TASK ITEM
An exact copy of every record is the expected answer.

PROVIDED RECORDS
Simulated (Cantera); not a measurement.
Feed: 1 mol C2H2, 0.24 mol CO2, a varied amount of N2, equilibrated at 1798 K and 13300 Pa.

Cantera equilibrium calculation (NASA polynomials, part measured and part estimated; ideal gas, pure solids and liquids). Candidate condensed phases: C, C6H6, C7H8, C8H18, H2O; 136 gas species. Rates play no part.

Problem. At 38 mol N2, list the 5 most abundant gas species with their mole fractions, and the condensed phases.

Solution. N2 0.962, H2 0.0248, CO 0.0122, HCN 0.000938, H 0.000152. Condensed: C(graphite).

TASK RESULT
Simulated (Cantera); not a measurement.
Feed: 1 mol C2H2, 0.24 mol CO2, a varied amount of N2, equilibrated at 1798 K and 13300 Pa.

Cantera equilibrium calculation (NASA polynomials, part measured and part estimated; ideal gas, pure solids and liquids). Candidate condensed phases: C, C6H6, C7H8, C8H18, H2O; 136 gas species. Rates play no part.

Problem. At 38 mol N2, list the 5 most abundant gas species with their mole fractions, and the condensed phases.

Solution. N2 0.962, H2 0.0248, CO 0.0122, HCN 0.000938, H 0.000152. Condensed: C(graphite).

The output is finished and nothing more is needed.